## Work task
Please retype the data below in full.

__________________________________________________

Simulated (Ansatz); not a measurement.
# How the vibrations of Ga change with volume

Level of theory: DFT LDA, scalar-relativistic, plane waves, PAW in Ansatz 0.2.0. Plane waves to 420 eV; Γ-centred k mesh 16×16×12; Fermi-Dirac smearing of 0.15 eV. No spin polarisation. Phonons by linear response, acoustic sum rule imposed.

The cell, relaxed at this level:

__________________________________________________

## Worked solution
Simulated (Ansatz); not a measurement.
# How the vibrations of Ga change with volume

Level of theory: DFT LDA, scalar-relativistic, plane waves, PAW in Ansatz 0.2.0. Plane waves to 420 eV; Γ-centred k mesh 16×16×12; Fermi-Dirac smearing of 0.15 eV. No spin polarisation. Phonons by linear response, acoustic sum rule imposed.

The cell, relaxed at this level:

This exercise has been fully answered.